>>>

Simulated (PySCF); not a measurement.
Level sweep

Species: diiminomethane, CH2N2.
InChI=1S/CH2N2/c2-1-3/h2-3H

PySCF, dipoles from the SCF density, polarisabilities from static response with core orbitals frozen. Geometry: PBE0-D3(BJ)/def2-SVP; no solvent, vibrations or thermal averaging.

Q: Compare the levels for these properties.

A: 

<<<

__Exercise__: Return the records exactly, every line included.

__Answer area__:
Simulated (PySCF); not a measurement.
Level sweep

Species: diiminomethane, CH2N2.
InChI=1S/CH2N2/c2-1-3/h2-3H

PySCF, dipoles from the SCF density, polarisabilities from static response with core orbitals frozen. Geometry: PBE0-D3(BJ)/def2-SVP; no solvent, vibrations or thermal averaging.

Q: Compare the levels for these properties.

A: 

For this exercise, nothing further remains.